• Supplied information:
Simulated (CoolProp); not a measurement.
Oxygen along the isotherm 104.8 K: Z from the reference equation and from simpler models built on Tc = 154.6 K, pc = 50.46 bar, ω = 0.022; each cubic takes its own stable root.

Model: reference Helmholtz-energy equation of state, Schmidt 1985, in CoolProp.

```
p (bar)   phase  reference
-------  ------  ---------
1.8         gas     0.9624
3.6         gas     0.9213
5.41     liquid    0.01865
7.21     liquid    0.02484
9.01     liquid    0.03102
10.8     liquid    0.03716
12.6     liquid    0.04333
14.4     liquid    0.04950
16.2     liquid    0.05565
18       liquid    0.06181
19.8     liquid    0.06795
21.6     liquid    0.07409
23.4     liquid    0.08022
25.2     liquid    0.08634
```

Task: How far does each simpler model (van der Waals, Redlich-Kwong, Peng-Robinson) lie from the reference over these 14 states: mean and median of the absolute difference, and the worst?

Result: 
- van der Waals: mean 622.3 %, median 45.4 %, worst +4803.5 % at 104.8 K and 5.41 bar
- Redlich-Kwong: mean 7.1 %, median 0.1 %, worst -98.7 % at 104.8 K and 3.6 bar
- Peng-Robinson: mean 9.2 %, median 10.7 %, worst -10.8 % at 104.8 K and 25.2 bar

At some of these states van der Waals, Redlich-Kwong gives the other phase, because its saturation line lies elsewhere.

• Activity:
Reproduce verbatim only the segment of the listing bounded by the line containing "Oxygen along the" and the line containing "- Peng-Robinson: mean", with both boundary lines included.

• Answer section:
Oxygen along the isotherm 104.8 K: Z from the reference equation and from simpler models built on Tc = 154.6 K, pc = 50.46 bar, ω = 0.022; each cubic takes its own stable root.

Model: reference Helmholtz-energy equation of state, Schmidt 1985, in CoolProp.

```
p (bar)   phase  reference
-------  ------  ---------
1.8         gas     0.9624
3.6         gas     0.9213
5.41     liquid    0.01865
7.21     liquid    0.02484
9.01     liquid    0.03102
10.8     liquid    0.03716
12.6     liquid    0.04333
14.4     liquid    0.04950
16.2     liquid    0.05565
18       liquid    0.06181
19.8     liquid    0.06795
21.6     liquid    0.07409
23.4     liquid    0.08022
25.2     liquid    0.08634
```

Task: How far does each simpler model (van der Waals, Redlich-Kwong, Peng-Robinson) lie from the reference over these 14 states: mean and median of the absolute difference, and the worst?

Result: 
- van der Waals: mean 622.3 %, median 45.4 %, worst +4803.5 % at 104.8 K and 5.41 bar
- Redlich-Kwong: mean 7.1 %, median 0.1 %, worst -98.7 % at 104.8 K and 3.6 bar
- Peng-Robinson: mean 9.2 %, median 10.7 %, worst -10.8 % at 104.8 K and 25.2 bar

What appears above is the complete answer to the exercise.